> **WORK ORDER**: Return exactly the lines of the records below, starting at the line that contains "Values chosen for" and ending at the line that contains "Orbital spacing, psi^2", with both of those lines kept.

++++++++
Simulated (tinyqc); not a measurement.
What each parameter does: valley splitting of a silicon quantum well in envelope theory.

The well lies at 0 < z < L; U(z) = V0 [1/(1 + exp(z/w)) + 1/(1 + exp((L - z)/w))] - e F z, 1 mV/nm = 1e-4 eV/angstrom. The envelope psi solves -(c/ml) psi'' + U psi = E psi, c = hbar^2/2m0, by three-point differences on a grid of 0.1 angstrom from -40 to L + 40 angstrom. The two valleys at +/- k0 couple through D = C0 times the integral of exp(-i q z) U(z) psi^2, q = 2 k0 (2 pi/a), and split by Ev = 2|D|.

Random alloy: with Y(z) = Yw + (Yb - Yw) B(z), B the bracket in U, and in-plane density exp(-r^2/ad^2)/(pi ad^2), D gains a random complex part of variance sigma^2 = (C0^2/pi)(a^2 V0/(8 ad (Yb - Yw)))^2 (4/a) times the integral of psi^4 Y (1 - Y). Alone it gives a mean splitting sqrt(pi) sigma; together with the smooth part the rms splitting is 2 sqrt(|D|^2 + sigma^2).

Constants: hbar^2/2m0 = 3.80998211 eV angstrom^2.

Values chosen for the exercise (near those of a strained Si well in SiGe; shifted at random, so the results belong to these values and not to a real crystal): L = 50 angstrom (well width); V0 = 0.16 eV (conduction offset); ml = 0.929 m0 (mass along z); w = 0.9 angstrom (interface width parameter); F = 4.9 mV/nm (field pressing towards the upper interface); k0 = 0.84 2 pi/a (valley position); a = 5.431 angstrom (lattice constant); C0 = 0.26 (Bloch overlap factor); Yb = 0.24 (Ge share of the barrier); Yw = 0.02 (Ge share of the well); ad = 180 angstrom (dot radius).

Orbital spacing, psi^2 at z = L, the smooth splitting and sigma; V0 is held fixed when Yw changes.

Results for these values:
++++++++

> **TASK RESULT**:
Values chosen for the exercise (near those of a strained Si well in SiGe; shifted at random, so the results belong to these values and not to a real crystal): L = 50 angstrom (well width); V0 = 0.16 eV (conduction offset); ml = 0.929 m0 (mass along z); w = 0.9 angstrom (interface width parameter); F = 4.9 mV/nm (field pressing towards the upper interface); k0 = 0.84 2 pi/a (valley position); a = 5.431 angstrom (lattice constant); C0 = 0.26 (Bloch overlap factor); Yb = 0.24 (Ge share of the barrier); Yw = 0.02 (Ge share of the well); ad = 180 angstrom (dot radius).

Orbital spacing, psi^2 at z = L, the smooth splitting and sigma; V0 is held fixed when Yw changes.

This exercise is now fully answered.